- Brief
Transcribe, verbatim, every line from the start of the entries through the line that contains "Potentials or basis: PseudoDojo"; include both boundary lines and omit all others.

- Raw data
______
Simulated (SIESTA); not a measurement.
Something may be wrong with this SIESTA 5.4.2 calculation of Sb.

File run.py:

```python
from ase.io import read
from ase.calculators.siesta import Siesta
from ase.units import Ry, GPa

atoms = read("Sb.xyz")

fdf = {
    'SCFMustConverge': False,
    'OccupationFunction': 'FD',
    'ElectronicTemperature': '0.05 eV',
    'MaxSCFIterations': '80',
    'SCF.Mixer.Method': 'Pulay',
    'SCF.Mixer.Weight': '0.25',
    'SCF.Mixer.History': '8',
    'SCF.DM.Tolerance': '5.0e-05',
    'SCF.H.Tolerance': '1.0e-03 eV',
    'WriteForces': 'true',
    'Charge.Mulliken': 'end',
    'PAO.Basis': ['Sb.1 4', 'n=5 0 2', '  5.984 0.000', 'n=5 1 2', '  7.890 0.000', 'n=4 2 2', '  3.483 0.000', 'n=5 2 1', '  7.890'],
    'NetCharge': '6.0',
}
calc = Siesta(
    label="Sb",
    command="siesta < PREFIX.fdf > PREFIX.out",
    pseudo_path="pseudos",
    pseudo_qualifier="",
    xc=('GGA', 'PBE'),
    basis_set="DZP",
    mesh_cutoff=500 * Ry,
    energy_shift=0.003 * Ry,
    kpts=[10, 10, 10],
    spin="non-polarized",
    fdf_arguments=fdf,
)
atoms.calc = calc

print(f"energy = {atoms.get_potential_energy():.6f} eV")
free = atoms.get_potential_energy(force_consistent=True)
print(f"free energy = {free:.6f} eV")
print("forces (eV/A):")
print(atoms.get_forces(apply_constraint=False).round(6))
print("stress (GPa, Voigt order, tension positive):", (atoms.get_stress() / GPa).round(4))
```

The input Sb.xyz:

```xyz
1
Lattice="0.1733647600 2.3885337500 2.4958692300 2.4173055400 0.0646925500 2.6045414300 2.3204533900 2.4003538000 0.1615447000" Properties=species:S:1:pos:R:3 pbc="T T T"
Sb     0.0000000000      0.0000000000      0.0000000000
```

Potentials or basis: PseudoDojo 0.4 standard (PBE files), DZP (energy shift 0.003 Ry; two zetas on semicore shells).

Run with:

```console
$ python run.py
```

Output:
______

- Worked solution
Simulated (SIESTA); not a measurement.
Something may be wrong with this SIESTA 5.4.2 calculation of Sb.

File run.py:

```python
from ase.io import read
from ase.calculators.siesta import Siesta
from ase.units import Ry, GPa

atoms = read("Sb.xyz")

fdf = {
    'SCFMustConverge': False,
    'OccupationFunction': 'FD',
    'ElectronicTemperature': '0.05 eV',
    'MaxSCFIterations': '80',
    'SCF.Mixer.Method': 'Pulay',
    'SCF.Mixer.Weight': '0.25',
    'SCF.Mixer.History': '8',
    'SCF.DM.Tolerance': '5.0e-05',
    'SCF.H.Tolerance': '1.0e-03 eV',
    'WriteForces': 'true',
    'Charge.Mulliken': 'end',
    'PAO.Basis': ['Sb.1 4', 'n=5 0 2', '  5.984 0.000', 'n=5 1 2', '  7.890 0.000', 'n=4 2 2', '  3.483 0.000', 'n=5 2 1', '  7.890'],
    'NetCharge': '6.0',
}
calc = Siesta(
    label="Sb",
    command="siesta < PREFIX.fdf > PREFIX.out",
    pseudo_path="pseudos",
    pseudo_qualifier="",
    xc=('GGA', 'PBE'),
    basis_set="DZP",
    mesh_cutoff=500 * Ry,
    energy_shift=0.003 * Ry,
    kpts=[10, 10, 10],
    spin="non-polarized",
    fdf_arguments=fdf,
)
atoms.calc = calc

print(f"energy = {atoms.get_potential_energy():.6f} eV")
free = atoms.get_potential_energy(force_consistent=True)
print(f"free energy = {free:.6f} eV")
print("forces (eV/A):")
print(atoms.get_forces(apply_constraint=False).round(6))
print("stress (GPa, Voigt order, tension positive):", (atoms.get_stress() / GPa).round(4))
```

The input Sb.xyz:

```xyz
1
Lattice="0.1733647600 2.3885337500 2.4958692300 2.4173055400 0.0646925500 2.6045414300 2.3204533900 2.4003538000 0.1615447000" Properties=species:S:1:pos:R:3 pbc="T T T"
Sb     0.0000000000      0.0000000000      0.0000000000
```

Potentials or basis: PseudoDojo 0.4 standard (PBE files), DZP (energy shift 0.003 Ry; two zetas on semicore shells).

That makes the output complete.